------ SOURCE DATA ------

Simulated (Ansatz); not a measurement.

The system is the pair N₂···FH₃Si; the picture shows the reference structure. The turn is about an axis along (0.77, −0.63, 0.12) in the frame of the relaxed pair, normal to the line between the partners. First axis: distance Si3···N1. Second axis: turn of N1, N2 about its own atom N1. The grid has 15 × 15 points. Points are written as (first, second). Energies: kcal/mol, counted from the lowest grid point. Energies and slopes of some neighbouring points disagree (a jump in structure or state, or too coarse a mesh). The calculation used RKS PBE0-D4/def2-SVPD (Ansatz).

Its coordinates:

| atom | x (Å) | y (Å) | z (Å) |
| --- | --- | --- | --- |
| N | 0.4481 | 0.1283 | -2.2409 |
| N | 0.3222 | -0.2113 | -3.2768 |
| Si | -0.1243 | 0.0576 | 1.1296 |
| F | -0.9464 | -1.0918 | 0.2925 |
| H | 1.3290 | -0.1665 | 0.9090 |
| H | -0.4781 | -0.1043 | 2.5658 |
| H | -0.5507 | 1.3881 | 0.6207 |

------

What you return should be exactly the lines above, starting at the one with "0.0576 | 1.1296 |" and ending at the one with "-0.1043 | 2.5658 |", and nothing else.

| Si | -0.1243 | 0.0576 | 1.1296 |
| F | -0.9464 | -1.0918 | 0.2925 |
| H | 1.3290 | -0.1665 | 0.9090 |
| H | -0.4781 | -0.1043 | 2.5658 |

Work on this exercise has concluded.